Brief
Extract from the entries below, exactly as given, only the lines from the line containing "### Which atoms" to the line containing "### Of C1 and", both lines included.

Records supplied
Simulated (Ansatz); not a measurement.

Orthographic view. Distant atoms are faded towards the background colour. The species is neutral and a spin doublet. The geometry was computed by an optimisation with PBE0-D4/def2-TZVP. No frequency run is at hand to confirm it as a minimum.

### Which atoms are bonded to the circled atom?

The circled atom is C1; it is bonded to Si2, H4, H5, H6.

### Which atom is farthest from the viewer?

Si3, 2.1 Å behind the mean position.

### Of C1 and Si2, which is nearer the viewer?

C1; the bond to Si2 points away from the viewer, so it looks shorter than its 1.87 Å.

Answer section
### Which atoms are bonded to the circled atom?

The circled atom is C1; it is bonded to Si2, H4, H5, H6.

### Which atom is farthest from the viewer?

Si3, 2.1 Å behind the mean position.

### Of C1 and Si2, which is nearer the viewer?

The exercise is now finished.